──────── Information given ────────
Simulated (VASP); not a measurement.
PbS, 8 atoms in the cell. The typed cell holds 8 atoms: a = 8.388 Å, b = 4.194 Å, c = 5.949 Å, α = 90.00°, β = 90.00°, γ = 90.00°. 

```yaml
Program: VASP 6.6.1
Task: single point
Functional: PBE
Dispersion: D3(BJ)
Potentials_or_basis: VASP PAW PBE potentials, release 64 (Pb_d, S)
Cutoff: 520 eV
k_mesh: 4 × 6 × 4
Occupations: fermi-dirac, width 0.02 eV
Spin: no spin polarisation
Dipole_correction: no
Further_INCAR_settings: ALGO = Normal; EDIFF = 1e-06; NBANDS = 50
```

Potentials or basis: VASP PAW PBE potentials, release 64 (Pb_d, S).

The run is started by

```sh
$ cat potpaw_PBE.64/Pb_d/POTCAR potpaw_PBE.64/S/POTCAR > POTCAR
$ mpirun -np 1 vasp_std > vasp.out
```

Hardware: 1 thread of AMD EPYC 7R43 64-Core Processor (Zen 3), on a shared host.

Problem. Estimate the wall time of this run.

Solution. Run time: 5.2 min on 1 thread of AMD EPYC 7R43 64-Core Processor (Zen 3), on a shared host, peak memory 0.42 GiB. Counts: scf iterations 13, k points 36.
────────

> [Work task] Both the line containing "Hardware: 1 thread" and the line containing "Problem. Estimate the wall time of this run." belong in the answer. Print them and every line above that falls between them exactly, and no others.

> [Worked solution]
Hardware: 1 thread of AMD EPYC 7R43 64-Core Processor (Zen 3), on a shared host.

Problem. Estimate the wall time of this run.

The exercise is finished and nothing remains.